ENTRIES SUPPLIED:
============================================================

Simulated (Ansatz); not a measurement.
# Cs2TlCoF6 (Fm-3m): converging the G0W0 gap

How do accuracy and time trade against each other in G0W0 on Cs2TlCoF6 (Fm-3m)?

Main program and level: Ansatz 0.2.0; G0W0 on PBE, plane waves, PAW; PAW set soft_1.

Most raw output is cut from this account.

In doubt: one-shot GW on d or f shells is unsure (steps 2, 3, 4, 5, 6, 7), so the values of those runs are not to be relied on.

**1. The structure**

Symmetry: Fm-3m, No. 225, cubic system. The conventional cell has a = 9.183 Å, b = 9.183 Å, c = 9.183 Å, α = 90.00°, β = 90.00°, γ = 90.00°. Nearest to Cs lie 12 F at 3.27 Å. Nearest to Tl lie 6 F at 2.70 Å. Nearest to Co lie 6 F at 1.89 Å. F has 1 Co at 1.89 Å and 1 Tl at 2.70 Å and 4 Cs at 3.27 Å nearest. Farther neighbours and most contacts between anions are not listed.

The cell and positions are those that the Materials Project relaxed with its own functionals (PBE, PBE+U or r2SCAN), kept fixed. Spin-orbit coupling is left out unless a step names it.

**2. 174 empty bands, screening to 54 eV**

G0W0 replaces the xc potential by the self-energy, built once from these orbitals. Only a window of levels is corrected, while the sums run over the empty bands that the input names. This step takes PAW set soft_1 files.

============================================================

WORK INSTRUCTION:
Every entry above needs to be duplicated exactly.

ANSWER SPACE:
Simulated (Ansatz); not a measurement.
# Cs2TlCoF6 (Fm-3m): converging the G0W0 gap

How do accuracy and time trade against each other in G0W0 on Cs2TlCoF6 (Fm-3m)?

Main program and level: Ansatz 0.2.0; G0W0 on PBE, plane waves, PAW; PAW set soft_1.

Most raw output is cut from this account.

In doubt: one-shot GW on d or f shells is unsure (steps 2, 3, 4, 5, 6, 7), so the values of those runs are not to be relied on.

**1. The structure**

Symmetry: Fm-3m, No. 225, cubic system. The conventional cell has a = 9.183 Å, b = 9.183 Å, c = 9.183 Å, α = 90.00°, β = 90.00°, γ = 90.00°. Nearest to Cs lie 12 F at 3.27 Å. Nearest to Tl lie 6 F at 2.70 Å. Nearest to Co lie 6 F at 1.89 Å. F has 1 Co at 1.89 Å and 1 Tl at 2.70 Å and 4 Cs at 3.27 Å nearest. Farther neighbours and most contacts between anions are not listed.

The cell and positions are those that the Materials Project relaxed with its own functionals (PBE, PBE+U or r2SCAN), kept fixed. Spin-orbit coupling is left out unless a step names it.

**2. 174 empty bands, screening to 54 eV**

G0W0 replaces the xc potential by the self-energy, built once from these orbitals. Only a window of levels is corrected, while the sums run over the empty bands that the input names. This step takes PAW set soft_1 files.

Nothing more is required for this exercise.